[Recorded information]

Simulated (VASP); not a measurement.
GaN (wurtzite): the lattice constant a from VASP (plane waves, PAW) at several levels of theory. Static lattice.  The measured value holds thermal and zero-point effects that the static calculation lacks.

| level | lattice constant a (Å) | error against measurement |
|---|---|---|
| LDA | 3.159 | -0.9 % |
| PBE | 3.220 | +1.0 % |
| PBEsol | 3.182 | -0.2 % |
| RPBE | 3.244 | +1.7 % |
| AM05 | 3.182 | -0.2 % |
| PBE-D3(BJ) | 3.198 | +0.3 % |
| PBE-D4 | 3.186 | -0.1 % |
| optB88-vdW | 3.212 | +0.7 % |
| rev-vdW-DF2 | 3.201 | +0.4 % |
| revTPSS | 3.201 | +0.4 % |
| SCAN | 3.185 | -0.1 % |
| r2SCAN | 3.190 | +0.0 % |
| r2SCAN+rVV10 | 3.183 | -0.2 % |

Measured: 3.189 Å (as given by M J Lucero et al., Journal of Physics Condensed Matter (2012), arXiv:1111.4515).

[/Recorded information]

### Work order
Your task is to restate, word for word, only those lines above that fall between the line holding "against measurement |" and the line holding "3.183 | -0.2 % |", inclusive.

### Problem solution
| level | lattice constant a (Å) | error against measurement |
|---|---|---|
| LDA | 3.159 | -0.9 % |
| PBE | 3.220 | +1.0 % |
| PBEsol | 3.182 | -0.2 % |
| RPBE | 3.244 | +1.7 % |
| AM05 | 3.182 | -0.2 % |
| PBE-D3(BJ) | 3.198 | +0.3 % |
| PBE-D4 | 3.186 | -0.1 % |
| optB88-vdW | 3.212 | +0.7 % |
| rev-vdW-DF2 | 3.201 | +0.4 % |
| revTPSS | 3.201 | +0.4 % |
| SCAN | 3.185 | -0.1 % |
| r2SCAN | 3.190 | +0.0 % |
| r2SCAN+rVV10 | 3.183 | -0.2 % |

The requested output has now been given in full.